Data provided:
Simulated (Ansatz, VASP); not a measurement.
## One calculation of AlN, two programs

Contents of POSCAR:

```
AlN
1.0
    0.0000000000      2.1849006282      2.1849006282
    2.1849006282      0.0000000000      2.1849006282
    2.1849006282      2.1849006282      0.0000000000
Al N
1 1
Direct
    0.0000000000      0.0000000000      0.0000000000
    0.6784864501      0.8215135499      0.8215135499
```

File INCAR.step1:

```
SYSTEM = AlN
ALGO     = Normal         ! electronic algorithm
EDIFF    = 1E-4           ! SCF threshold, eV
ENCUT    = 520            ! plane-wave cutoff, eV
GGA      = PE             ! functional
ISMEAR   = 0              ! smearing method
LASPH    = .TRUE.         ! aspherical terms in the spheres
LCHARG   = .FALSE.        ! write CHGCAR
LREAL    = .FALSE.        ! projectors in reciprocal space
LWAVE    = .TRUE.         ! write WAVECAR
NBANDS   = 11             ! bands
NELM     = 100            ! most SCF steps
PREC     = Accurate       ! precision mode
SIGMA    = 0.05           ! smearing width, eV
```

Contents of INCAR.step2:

Requirement:
Return each line above precisely as written.

Answer section:
Simulated (Ansatz, VASP); not a measurement.
## One calculation of AlN, two programs

Contents of POSCAR:

```
AlN
1.0
    0.0000000000      2.1849006282      2.1849006282
    2.1849006282      0.0000000000      2.1849006282
    2.1849006282      2.1849006282      0.0000000000
Al N
1 1
Direct
    0.0000000000      0.0000000000      0.0000000000
    0.6784864501      0.8215135499      0.8215135499
```

File INCAR.step1:

```
SYSTEM = AlN
ALGO     = Normal         ! electronic algorithm
EDIFF    = 1E-4           ! SCF threshold, eV
ENCUT    = 520            ! plane-wave cutoff, eV
GGA      = PE             ! functional
ISMEAR   = 0              ! smearing method
LASPH    = .TRUE.         ! aspherical terms in the spheres
LCHARG   = .FALSE.        ! write CHGCAR
LREAL    = .FALSE.        ! projectors in reciprocal space
LWAVE    = .TRUE.         ! write WAVECAR
NBANDS   = 11             ! bands
NELM     = 100            ! most SCF steps
PREC     = Accurate       ! precision mode
SIGMA    = 0.05           ! smearing width, eV
```

Contents of INCAR.step2:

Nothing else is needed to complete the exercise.